BEGIN Data provided
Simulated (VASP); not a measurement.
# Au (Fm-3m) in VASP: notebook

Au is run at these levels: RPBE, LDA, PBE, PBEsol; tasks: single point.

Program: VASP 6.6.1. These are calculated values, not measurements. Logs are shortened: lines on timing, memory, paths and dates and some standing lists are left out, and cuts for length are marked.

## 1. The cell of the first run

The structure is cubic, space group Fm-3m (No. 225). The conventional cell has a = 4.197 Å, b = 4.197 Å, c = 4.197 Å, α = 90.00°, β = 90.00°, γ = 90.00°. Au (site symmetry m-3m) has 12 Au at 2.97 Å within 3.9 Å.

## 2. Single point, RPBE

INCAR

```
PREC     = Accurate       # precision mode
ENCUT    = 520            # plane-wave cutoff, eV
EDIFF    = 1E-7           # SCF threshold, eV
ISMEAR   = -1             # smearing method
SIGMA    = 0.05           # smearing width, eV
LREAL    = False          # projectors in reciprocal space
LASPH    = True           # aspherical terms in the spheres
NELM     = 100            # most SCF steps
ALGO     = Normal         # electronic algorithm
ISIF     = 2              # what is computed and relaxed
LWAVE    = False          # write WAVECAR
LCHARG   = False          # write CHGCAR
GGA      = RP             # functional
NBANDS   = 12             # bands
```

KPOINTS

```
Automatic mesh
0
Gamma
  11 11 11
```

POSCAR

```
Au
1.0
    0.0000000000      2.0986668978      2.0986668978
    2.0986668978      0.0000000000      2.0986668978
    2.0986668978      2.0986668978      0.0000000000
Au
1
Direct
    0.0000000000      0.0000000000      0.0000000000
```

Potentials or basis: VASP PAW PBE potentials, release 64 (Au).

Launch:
END Data provided

Work instruction
Everything in the data above must be reproduced exactly.

Solution
Simulated (VASP); not a measurement.
# Au (Fm-3m) in VASP: notebook

Au is run at these levels: RPBE, LDA, PBE, PBEsol; tasks: single point.

Program: VASP 6.6.1. These are calculated values, not measurements. Logs are shortened: lines on timing, memory, paths and dates and some standing lists are left out, and cuts for length are marked.

## 1. The cell of the first run

The structure is cubic, space group Fm-3m (No. 225). The conventional cell has a = 4.197 Å, b = 4.197 Å, c = 4.197 Å, α = 90.00°, β = 90.00°, γ = 90.00°. Au (site symmetry m-3m) has 12 Au at 2.97 Å within 3.9 Å.

## 2. Single point, RPBE

INCAR

```
PREC     = Accurate       # precision mode
ENCUT    = 520            # plane-wave cutoff, eV
EDIFF    = 1E-7           # SCF threshold, eV
ISMEAR   = -1             # smearing method
SIGMA    = 0.05           # smearing width, eV
LREAL    = False          # projectors in reciprocal space
LASPH    = True           # aspherical terms in the spheres
NELM     = 100            # most SCF steps
ALGO     = Normal         # electronic algorithm
ISIF     = 2              # what is computed and relaxed
LWAVE    = False          # write WAVECAR
LCHARG   = False          # write CHGCAR
GGA      = RP             # functional
NBANDS   = 12             # bands
```

KPOINTS

```
Automatic mesh
0
Gamma
  11 11 11
```

POSCAR

```
Au
1.0
    0.0000000000      2.0986668978      2.0986668978
    2.0986668978      0.0000000000      2.0986668978
    2.0986668978      2.0986668978      0.0000000000
Au
1
Direct
    0.0000000000      0.0000000000      0.0000000000
```

Potentials or basis: VASP PAW PBE potentials, release 64 (Au).

Launch:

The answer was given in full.